WORK REQUEST :: With the records below as your source, retype each line exactly from the top down to the line that contains "pressure (GPa): -2.4;", and include that line.

DATASET CONTENT ::
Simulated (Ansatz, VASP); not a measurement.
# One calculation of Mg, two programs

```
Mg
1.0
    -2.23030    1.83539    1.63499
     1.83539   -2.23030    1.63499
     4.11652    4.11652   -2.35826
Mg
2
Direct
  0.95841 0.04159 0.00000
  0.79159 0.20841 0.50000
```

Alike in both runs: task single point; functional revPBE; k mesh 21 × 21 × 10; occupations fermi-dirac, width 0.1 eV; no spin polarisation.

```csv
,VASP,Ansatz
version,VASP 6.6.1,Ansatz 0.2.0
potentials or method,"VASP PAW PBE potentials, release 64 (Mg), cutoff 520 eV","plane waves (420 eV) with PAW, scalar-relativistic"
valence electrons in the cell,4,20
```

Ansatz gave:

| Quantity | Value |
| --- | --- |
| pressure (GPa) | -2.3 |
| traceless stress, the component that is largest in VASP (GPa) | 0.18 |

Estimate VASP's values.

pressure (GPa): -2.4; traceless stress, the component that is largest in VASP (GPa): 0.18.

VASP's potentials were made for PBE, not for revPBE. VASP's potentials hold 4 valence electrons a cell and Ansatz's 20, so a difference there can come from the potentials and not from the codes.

REPLY ::
Simulated (Ansatz, VASP); not a measurement.
# One calculation of Mg, two programs

```
Mg
1.0
    -2.23030    1.83539    1.63499
     1.83539   -2.23030    1.63499
     4.11652    4.11652   -2.35826
Mg
2
Direct
  0.95841 0.04159 0.00000
  0.79159 0.20841 0.50000
```

Alike in both runs: task single point; functional revPBE; k mesh 21 × 21 × 10; occupations fermi-dirac, width 0.1 eV; no spin polarisation.

```csv
,VASP,Ansatz
version,VASP 6.6.1,Ansatz 0.2.0
potentials or method,"VASP PAW PBE potentials, release 64 (Mg), cutoff 520 eV","plane waves (420 eV) with PAW, scalar-relativistic"
valence electrons in the cell,4,20
```

Ansatz gave:

| Quantity | Value |
| --- | --- |
| pressure (GPa) | -2.3 |
| traceless stress, the component that is largest in VASP (GPa) | 0.18 |

Estimate VASP's values.

pressure (GPa): -2.4; traceless stress, the component that is largest in VASP (GPa): 0.18.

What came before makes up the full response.